* Work item:
Please output, without any change, the lines of the material below from the very first through the one with "System: [C12H24CaS6]2+ (crown".

* Provided material:
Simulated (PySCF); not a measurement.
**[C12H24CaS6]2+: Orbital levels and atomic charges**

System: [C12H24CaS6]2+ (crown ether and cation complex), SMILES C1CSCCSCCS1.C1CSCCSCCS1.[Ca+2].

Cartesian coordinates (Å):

* Problem solution:
Simulated (PySCF); not a measurement.
**[C12H24CaS6]2+: Orbital levels and atomic charges**

System: [C12H24CaS6]2+ (crown ether and cation complex), SMILES C1CSCCSCCS1.C1CSCCSCCS1.[Ca+2].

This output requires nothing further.